Down to the last line, repeat the data below exactly.

● **DATASET EXCERPTS**:
*** Block opens ***

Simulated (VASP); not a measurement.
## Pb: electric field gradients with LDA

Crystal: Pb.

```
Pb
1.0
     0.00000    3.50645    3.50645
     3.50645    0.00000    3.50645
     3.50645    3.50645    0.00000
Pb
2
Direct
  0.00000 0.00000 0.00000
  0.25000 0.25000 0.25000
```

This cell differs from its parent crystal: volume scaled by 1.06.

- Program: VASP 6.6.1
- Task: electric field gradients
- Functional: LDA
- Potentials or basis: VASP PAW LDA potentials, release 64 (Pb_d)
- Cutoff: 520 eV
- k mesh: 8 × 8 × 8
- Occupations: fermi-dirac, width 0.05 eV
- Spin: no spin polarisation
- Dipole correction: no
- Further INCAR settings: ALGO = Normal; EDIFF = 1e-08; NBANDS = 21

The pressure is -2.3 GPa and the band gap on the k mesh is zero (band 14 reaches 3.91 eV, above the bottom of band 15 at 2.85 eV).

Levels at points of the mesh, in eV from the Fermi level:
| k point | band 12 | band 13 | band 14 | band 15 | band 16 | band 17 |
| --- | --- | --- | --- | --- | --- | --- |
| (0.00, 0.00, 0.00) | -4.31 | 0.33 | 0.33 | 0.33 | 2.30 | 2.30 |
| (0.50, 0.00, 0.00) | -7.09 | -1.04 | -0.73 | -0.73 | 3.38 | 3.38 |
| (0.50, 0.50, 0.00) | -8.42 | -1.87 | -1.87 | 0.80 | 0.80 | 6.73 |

*** Block closes ***

● **WRITTEN ANSWER**:
Simulated (VASP); not a measurement.
## Pb: electric field gradients with LDA

Crystal: Pb.

```
Pb
1.0
     0.00000    3.50645    3.50645
     3.50645    0.00000    3.50645
     3.50645    3.50645    0.00000
Pb
2
Direct
  0.00000 0.00000 0.00000
  0.25000 0.25000 0.25000
```

This cell differs from its parent crystal: volume scaled by 1.06.

- Program: VASP 6.6.1
- Task: electric field gradients
- Functional: LDA
- Potentials or basis: VASP PAW LDA potentials, release 64 (Pb_d)
- Cutoff: 520 eV
- k mesh: 8 × 8 × 8
- Occupations: fermi-dirac, width 0.05 eV
- Spin: no spin polarisation
- Dipole correction: no
- Further INCAR settings: ALGO = Normal; EDIFF = 1e-08; NBANDS = 21

The pressure is -2.3 GPa and the band gap on the k mesh is zero (band 14 reaches 3.91 eV, above the bottom of band 15 at 2.85 eV).

Levels at points of the mesh, in eV from the Fermi level:
| k point | band 12 | band 13 | band 14 | band 15 | band 16 | band 17 |
| --- | --- | --- | --- | --- | --- | --- |
| (0.00, 0.00, 0.00) | -4.31 | 0.33 | 0.33 | 0.33 | 2.30 | 2.30 |
| (0.50, 0.00, 0.00) | -7.09 | -1.04 | -0.73 | -0.73 | 3.38 | 3.38 |
| (0.50, 0.50, 0.00) | -8.42 | -1.87 | -1.87 | 0.80 | 0.80 | 6.73 |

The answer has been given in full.